> PROVIDED RECORDS:
------------------------------------------------
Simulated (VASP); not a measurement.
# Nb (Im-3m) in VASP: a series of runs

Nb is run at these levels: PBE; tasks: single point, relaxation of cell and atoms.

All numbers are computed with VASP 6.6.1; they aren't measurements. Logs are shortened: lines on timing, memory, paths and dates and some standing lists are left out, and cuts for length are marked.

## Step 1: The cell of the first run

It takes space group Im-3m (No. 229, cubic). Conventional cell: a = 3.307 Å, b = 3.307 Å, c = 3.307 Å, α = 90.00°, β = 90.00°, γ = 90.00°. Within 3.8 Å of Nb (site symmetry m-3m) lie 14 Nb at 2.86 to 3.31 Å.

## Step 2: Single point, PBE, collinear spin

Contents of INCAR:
------------------------------------------------

> WORK ORDER:
Transcribe the full listing, matching it exactly.

> RESPONSE:
Simulated (VASP); not a measurement.
# Nb (Im-3m) in VASP: a series of runs

Nb is run at these levels: PBE; tasks: single point, relaxation of cell and atoms.

All numbers are computed with VASP 6.6.1; they aren't measurements. Logs are shortened: lines on timing, memory, paths and dates and some standing lists are left out, and cuts for length are marked.

## Step 1: The cell of the first run

It takes space group Im-3m (No. 229, cubic). Conventional cell: a = 3.307 Å, b = 3.307 Å, c = 3.307 Å, α = 90.00°, β = 90.00°, γ = 90.00°. Within 3.8 Å of Nb (site symmetry m-3m) lie 14 Nb at 2.86 to 3.31 Å.

## Step 2: Single point, PBE, collinear spin

Contents of INCAR:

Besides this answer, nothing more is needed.